> **Dataset excerpts**
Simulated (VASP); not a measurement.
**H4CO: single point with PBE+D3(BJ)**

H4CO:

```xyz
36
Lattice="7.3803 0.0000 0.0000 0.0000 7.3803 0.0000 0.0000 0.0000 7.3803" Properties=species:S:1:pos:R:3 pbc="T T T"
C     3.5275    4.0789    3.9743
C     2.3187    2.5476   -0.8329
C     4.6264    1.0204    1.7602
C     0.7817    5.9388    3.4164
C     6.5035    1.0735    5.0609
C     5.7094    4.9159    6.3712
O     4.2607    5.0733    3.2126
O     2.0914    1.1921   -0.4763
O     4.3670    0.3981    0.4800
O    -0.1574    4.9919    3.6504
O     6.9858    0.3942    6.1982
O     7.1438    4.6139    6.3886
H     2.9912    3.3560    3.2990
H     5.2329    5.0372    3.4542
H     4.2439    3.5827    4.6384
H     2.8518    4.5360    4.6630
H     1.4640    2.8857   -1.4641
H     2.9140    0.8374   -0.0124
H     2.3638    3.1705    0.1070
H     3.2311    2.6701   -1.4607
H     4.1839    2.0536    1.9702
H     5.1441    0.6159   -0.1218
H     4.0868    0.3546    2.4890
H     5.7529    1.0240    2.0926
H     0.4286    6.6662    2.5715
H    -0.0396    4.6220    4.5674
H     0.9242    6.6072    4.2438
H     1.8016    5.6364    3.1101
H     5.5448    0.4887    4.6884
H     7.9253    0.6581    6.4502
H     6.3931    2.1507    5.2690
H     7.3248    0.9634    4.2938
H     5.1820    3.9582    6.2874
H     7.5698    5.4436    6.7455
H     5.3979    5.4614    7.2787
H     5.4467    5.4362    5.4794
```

> **Task item**
The entries above must be copied verbatim. Leave none out.

> **Answer box**
Simulated (VASP); not a measurement.
**H4CO: single point with PBE+D3(BJ)**

H4CO:

```xyz
36
Lattice="7.3803 0.0000 0.0000 0.0000 7.3803 0.0000 0.0000 0.0000 7.3803" Properties=species:S:1:pos:R:3 pbc="T T T"
C     3.5275    4.0789    3.9743
C     2.3187    2.5476   -0.8329
C     4.6264    1.0204    1.7602
C     0.7817    5.9388    3.4164
C     6.5035    1.0735    5.0609
C     5.7094    4.9159    6.3712
O     4.2607    5.0733    3.2126
O     2.0914    1.1921   -0.4763
O     4.3670    0.3981    0.4800
O    -0.1574    4.9919    3.6504
O     6.9858    0.3942    6.1982
O     7.1438    4.6139    6.3886
H     2.9912    3.3560    3.2990
H     5.2329    5.0372    3.4542
H     4.2439    3.5827    4.6384
H     2.8518    4.5360    4.6630
H     1.4640    2.8857   -1.4641
H     2.9140    0.8374   -0.0124
H     2.3638    3.1705    0.1070
H     3.2311    2.6701   -1.4607
H     4.1839    2.0536    1.9702
H     5.1441    0.6159   -0.1218
H     4.0868    0.3546    2.4890
H     5.7529    1.0240    2.0926
H     0.4286    6.6662    2.5715
H    -0.0396    4.6220    4.5674
H     0.9242    6.6072    4.2438
H     1.8016    5.6364    3.1101
H     5.5448    0.4887    4.6884
H     7.9253    0.6581    6.4502
H     6.3931    2.1507    5.2690
H     7.3248    0.9634    4.2938
H     5.1820    3.9582    6.2874
H     7.5698    5.4436    6.7455
H     5.3979    5.4614    7.2787
H     5.4467    5.4362    5.4794
```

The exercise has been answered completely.